## Data for review
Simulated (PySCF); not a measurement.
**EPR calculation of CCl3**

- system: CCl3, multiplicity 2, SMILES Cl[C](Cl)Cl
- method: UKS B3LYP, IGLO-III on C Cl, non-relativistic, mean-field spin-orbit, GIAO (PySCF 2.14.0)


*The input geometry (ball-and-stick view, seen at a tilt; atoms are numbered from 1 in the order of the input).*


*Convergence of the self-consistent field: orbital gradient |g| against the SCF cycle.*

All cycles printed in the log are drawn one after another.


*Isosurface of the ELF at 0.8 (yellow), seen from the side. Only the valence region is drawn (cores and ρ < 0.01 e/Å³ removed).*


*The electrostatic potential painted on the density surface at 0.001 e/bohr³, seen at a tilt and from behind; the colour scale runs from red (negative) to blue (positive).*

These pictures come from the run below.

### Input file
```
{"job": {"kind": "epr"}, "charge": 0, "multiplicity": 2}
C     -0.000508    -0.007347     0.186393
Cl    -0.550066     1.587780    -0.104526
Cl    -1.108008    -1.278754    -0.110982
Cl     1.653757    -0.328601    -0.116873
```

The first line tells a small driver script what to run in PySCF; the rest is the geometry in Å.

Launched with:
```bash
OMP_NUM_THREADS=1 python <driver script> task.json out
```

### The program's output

## Work item
Leaving no line out, return the data above verbatim.

## Answer box
Simulated (PySCF); not a measurement.
**EPR calculation of CCl3**

- system: CCl3, multiplicity 2, SMILES Cl[C](Cl)Cl
- method: UKS B3LYP, IGLO-III on C Cl, non-relativistic, mean-field spin-orbit, GIAO (PySCF 2.14.0)


*The input geometry (ball-and-stick view, seen at a tilt; atoms are numbered from 1 in the order of the input).*


*Convergence of the self-consistent field: orbital gradient |g| against the SCF cycle.*

All cycles printed in the log are drawn one after another.


*Isosurface of the ELF at 0.8 (yellow), seen from the side. Only the valence region is drawn (cores and ρ < 0.01 e/Å³ removed).*


*The electrostatic potential painted on the density surface at 0.001 e/bohr³, seen at a tilt and from behind; the colour scale runs from red (negative) to blue (positive).*

These pictures come from the run below.

### Input file
```
{"job": {"kind": "epr"}, "charge": 0, "multiplicity": 2}
C     -0.000508    -0.007347     0.186393
Cl    -0.550066     1.587780    -0.104526
Cl    -1.108008    -1.278754    -0.110982
Cl     1.653757    -0.328601    -0.116873
```

The first line tells a small driver script what to run in PySCF; the rest is the geometry in Å.

Launched with:
```bash
OMP_NUM_THREADS=1 python <driver script> task.json out
```

### The program's output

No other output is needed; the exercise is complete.